**Work request**
In the listing below, repeat exactly every line from the first through the line containing "Inside a calculation: ellipsoidal", with nothing else.

**Records supplied**

◇ ◇ ◇ ◇

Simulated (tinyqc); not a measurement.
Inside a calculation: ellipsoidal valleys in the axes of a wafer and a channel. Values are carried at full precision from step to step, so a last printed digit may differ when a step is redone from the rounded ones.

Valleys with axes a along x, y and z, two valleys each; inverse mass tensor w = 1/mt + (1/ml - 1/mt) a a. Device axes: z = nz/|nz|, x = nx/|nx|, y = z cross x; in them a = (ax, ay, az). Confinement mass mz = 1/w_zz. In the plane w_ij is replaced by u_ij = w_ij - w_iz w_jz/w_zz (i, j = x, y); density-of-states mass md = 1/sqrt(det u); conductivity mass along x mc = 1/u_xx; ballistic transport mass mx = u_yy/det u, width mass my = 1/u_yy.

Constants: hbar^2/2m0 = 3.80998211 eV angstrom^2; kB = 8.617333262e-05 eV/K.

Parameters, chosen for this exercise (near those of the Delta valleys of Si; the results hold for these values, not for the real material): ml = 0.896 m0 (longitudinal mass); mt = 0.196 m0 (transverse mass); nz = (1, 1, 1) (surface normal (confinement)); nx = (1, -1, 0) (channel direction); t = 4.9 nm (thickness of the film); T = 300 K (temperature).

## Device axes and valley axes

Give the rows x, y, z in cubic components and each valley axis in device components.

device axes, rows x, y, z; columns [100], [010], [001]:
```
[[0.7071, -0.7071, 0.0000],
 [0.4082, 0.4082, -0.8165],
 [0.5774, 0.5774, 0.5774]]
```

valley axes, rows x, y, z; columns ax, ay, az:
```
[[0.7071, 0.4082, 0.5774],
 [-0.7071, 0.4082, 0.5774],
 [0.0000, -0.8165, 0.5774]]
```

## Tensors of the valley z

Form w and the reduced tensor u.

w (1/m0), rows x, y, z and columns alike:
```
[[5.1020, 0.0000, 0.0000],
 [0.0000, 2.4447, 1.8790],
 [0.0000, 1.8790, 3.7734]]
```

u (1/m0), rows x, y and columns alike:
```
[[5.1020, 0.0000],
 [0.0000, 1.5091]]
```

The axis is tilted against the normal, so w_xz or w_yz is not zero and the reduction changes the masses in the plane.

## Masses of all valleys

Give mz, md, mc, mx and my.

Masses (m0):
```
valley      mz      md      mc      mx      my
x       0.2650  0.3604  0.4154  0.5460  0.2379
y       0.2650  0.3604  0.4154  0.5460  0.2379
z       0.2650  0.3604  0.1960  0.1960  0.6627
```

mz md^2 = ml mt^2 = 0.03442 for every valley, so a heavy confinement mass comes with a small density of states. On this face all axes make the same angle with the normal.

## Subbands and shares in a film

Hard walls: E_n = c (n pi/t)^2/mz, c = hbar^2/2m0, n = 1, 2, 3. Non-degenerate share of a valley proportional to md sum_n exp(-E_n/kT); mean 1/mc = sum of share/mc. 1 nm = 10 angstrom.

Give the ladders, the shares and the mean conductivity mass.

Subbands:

◇ ◇ ◇ ◇

**Your response**
Simulated (tinyqc); not a measurement.
Inside a calculation: ellipsoidal valleys in the axes of a wafer and a channel. Values are carried at full precision from step to step, so a last printed digit may differ when a step is redone from the rounded ones.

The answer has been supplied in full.